MATERIAL SHOWN
####################

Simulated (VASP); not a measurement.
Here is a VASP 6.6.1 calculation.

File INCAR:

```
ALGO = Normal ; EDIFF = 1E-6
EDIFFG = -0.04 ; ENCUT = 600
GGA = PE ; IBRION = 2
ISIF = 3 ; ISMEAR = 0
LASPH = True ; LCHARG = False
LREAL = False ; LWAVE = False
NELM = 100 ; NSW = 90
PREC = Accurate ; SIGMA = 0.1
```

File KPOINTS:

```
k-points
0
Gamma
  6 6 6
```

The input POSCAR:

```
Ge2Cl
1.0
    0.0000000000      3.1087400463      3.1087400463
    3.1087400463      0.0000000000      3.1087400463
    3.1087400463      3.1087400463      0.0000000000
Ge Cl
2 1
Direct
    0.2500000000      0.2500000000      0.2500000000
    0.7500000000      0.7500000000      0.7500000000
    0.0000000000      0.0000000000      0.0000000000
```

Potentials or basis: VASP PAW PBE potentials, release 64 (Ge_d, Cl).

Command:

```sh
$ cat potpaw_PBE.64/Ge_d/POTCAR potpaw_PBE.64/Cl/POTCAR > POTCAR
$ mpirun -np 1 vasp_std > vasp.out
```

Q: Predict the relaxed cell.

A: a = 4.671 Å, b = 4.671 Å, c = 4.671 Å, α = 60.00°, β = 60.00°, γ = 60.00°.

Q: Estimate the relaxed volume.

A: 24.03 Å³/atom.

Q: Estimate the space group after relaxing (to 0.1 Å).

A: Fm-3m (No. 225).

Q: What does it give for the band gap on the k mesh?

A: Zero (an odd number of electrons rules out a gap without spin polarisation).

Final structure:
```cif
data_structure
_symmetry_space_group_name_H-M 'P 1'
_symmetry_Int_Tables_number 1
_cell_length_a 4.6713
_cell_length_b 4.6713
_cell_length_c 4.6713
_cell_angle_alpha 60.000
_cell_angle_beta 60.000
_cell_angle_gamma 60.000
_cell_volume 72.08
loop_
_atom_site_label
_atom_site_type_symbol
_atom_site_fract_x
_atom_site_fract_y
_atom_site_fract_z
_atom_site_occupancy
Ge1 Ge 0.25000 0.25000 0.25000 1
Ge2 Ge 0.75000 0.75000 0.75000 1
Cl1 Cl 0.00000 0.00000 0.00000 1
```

####################

REQUIRED ACTION
Your answer must be the lines from the first line of the records through the line containing "Q: What does", copied exactly.

WRITTEN SOLUTION
Simulated (VASP); not a measurement.
Here is a VASP 6.6.1 calculation.

File INCAR:

```
ALGO = Normal ; EDIFF = 1E-6
EDIFFG = -0.04 ; ENCUT = 600
GGA = PE ; IBRION = 2
ISIF = 3 ; ISMEAR = 0
LASPH = True ; LCHARG = False
LREAL = False ; LWAVE = False
NELM = 100 ; NSW = 90
PREC = Accurate ; SIGMA = 0.1
```

File KPOINTS:

```
k-points
0
Gamma
  6 6 6
```

The input POSCAR:

```
Ge2Cl
1.0
    0.0000000000      3.1087400463      3.1087400463
    3.1087400463      0.0000000000      3.1087400463
    3.1087400463      3.1087400463      0.0000000000
Ge Cl
2 1
Direct
    0.2500000000      0.2500000000      0.2500000000
    0.7500000000      0.7500000000      0.7500000000
    0.0000000000      0.0000000000      0.0000000000
```

Potentials or basis: VASP PAW PBE potentials, release 64 (Ge_d, Cl).

Command:

```sh
$ cat potpaw_PBE.64/Ge_d/POTCAR potpaw_PBE.64/Cl/POTCAR > POTCAR
$ mpirun -np 1 vasp_std > vasp.out
```

Q: Predict the relaxed cell.

A: a = 4.671 Å, b = 4.671 Å, c = 4.671 Å, α = 60.00°, β = 60.00°, γ = 60.00°.

Q: Estimate the relaxed volume.

A: 24.03 Å³/atom.

Q: Estimate the space group after relaxing (to 0.1 Å).

A: Fm-3m (No. 225).

Q: What does it give for the band gap on the k mesh?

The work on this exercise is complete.